─── Data to examine ───

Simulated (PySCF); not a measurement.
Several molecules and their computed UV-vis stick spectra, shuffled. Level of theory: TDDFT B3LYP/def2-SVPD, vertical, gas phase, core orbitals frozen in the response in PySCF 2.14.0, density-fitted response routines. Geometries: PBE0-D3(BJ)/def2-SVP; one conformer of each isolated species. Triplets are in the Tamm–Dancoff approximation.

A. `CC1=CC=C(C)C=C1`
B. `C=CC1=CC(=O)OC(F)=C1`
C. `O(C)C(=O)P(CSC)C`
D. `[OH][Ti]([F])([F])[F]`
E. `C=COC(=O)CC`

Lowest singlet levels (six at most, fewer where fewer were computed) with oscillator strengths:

───

_Work order_
Exactly as they appear, restate all of the entries.

_Task output_
Simulated (PySCF); not a measurement.
Several molecules and their computed UV-vis stick spectra, shuffled. Level of theory: TDDFT B3LYP/def2-SVPD, vertical, gas phase, core orbitals frozen in the response in PySCF 2.14.0, density-fitted response routines. Geometries: PBE0-D3(BJ)/def2-SVP; one conformer of each isolated species. Triplets are in the Tamm–Dancoff approximation.

A. `CC1=CC=C(C)C=C1`
B. `C=CC1=CC(=O)OC(F)=C1`
C. `O(C)C(=O)P(CSC)C`
D. `[OH][Ti]([F])([F])[F]`
E. `C=COC(=O)CC`

Lowest singlet levels (six at most, fewer where fewer were computed) with oscillator strengths:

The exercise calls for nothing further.